■ Activity: Repeat each record word for word.

■ Supplied entries:
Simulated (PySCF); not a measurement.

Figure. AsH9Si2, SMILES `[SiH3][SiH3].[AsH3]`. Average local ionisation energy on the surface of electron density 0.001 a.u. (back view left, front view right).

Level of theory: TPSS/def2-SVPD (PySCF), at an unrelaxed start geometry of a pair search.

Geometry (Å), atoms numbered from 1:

■ Answer section:
Simulated (PySCF); not a measurement.

Figure. AsH9Si2, SMILES `[SiH3][SiH3].[AsH3]`. Average local ionisation energy on the surface of electron density 0.001 a.u. (back view left, front view right).

Level of theory: TPSS/def2-SVPD (PySCF), at an unrelaxed start geometry of a pair search.

Geometry (Å), atoms numbered from 1:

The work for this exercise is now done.